• [Listed entries]:
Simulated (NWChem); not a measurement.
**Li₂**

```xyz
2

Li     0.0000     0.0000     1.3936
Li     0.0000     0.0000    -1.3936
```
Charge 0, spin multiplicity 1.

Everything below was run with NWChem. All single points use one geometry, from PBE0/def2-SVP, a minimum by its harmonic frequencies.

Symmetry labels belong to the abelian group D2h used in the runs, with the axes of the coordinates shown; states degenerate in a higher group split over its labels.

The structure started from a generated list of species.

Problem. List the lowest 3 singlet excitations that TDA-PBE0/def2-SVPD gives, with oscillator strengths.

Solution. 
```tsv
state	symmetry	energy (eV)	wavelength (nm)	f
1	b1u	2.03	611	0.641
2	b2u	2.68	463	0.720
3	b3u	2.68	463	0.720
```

• [Assigned task]: Beginning with the very first line of the material above, give each line again exactly, ending with the line that contains "Everything below was".

• [Written solution]:
Simulated (NWChem); not a measurement.
**Li₂**

```xyz
2

Li     0.0000     0.0000     1.3936
Li     0.0000     0.0000    -1.3936
```
Charge 0, spin multiplicity 1.

Everything below was run with NWChem. All single points use one geometry, from PBE0/def2-SVP, a minimum by its harmonic frequencies.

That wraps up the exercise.